------ Stored data ------

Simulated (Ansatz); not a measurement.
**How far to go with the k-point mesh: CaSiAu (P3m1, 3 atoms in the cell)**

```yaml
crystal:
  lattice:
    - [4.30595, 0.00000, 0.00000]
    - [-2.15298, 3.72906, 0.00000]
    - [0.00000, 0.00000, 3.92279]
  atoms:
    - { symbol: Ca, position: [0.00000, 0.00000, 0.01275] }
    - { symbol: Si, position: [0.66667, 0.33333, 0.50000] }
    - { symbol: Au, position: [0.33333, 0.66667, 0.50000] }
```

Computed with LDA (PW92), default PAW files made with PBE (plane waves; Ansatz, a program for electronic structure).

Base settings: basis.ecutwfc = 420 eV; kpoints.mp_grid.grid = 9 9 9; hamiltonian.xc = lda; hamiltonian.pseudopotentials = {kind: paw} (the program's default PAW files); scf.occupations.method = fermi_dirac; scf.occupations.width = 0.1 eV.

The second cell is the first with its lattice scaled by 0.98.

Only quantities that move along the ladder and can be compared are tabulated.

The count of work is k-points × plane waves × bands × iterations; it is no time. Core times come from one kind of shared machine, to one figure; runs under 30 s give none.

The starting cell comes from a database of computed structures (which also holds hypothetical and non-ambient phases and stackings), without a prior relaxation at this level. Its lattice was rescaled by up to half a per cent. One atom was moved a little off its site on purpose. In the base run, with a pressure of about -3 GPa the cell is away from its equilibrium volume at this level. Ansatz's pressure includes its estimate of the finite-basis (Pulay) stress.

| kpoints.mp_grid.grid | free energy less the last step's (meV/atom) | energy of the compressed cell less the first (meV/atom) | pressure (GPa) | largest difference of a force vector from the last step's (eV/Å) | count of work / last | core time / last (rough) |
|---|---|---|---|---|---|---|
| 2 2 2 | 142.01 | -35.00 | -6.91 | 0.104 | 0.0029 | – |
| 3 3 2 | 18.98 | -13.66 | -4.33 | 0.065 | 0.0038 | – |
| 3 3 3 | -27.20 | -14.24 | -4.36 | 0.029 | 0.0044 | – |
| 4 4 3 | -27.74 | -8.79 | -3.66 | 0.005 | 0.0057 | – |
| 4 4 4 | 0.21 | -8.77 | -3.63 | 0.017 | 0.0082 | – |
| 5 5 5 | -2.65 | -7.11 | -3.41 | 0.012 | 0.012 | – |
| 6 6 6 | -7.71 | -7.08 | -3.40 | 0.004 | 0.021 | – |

------

## Work request
Taking the records above, retype every line from the one with "Base settings: basis.ecutwfc" down to the one with "0.012 | 0.012 | – |", exactly and with nothing else.

## Result
Base settings: basis.ecutwfc = 420 eV; kpoints.mp_grid.grid = 9 9 9; hamiltonian.xc = lda; hamiltonian.pseudopotentials = {kind: paw} (the program's default PAW files); scf.occupations.method = fermi_dirac; scf.occupations.width = 0.1 eV.

The second cell is the first with its lattice scaled by 0.98.

Only quantities that move along the ladder and can be compared are tabulated.

The count of work is k-points × plane waves × bands × iterations; it is no time. Core times come from one kind of shared machine, to one figure; runs under 30 s give none.

The starting cell comes from a database of computed structures (which also holds hypothetical and non-ambient phases and stackings), without a prior relaxation at this level. Its lattice was rescaled by up to half a per cent. One atom was moved a little off its site on purpose. In the base run, with a pressure of about -3 GPa the cell is away from its equilibrium volume at this level. Ansatz's pressure includes its estimate of the finite-basis (Pulay) stress.

| kpoints.mp_grid.grid | free energy less the last step's (meV/atom) | energy of the compressed cell less the first (meV/atom) | pressure (GPa) | largest difference of a force vector from the last step's (eV/Å) | count of work / last | core time / last (rough) |
|---|---|---|---|---|---|---|
| 2 2 2 | 142.01 | -35.00 | -6.91 | 0.104 | 0.0029 | – |
| 3 3 2 | 18.98 | -13.66 | -4.33 | 0.065 | 0.0038 | – |
| 3 3 3 | -27.20 | -14.24 | -4.36 | 0.029 | 0.0044 | – |
| 4 4 3 | -27.74 | -8.79 | -3.66 | 0.005 | 0.0057 | – |
| 4 4 4 | 0.21 | -8.77 | -3.63 | 0.017 | 0.0082 | – |
| 5 5 5 | -2.65 | -7.11 | -3.41 | 0.012 | 0.012 | – |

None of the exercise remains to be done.